*** Data excerpts ***

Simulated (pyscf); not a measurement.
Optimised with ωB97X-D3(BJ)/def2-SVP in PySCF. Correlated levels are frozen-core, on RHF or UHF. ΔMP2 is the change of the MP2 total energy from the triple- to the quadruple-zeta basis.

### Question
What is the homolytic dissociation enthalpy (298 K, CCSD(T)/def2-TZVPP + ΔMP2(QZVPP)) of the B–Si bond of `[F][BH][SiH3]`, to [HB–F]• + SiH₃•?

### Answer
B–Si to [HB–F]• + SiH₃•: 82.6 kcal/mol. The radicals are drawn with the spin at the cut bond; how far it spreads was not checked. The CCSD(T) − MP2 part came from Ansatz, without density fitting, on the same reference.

*** End of Data excerpts ***

Each entry needs to be transcribed exactly.

> **Solution**
Simulated (pyscf); not a measurement.
Optimised with ωB97X-D3(BJ)/def2-SVP in PySCF. Correlated levels are frozen-core, on RHF or UHF. ΔMP2 is the change of the MP2 total energy from the triple- to the quadruple-zeta basis.

### Question
What is the homolytic dissociation enthalpy (298 K, CCSD(T)/def2-TZVPP + ΔMP2(QZVPP)) of the B–Si bond of `[F][BH][SiH3]`, to [HB–F]• + SiH₃•?

### Answer
B–Si to [HB–F]• + SiH₃•: 82.6 kcal/mol. The radicals are drawn with the spin at the cut bond; how far it spreads was not checked. The CCSD(T) − MP2 part came from Ansatz, without density fitting, on the same reference.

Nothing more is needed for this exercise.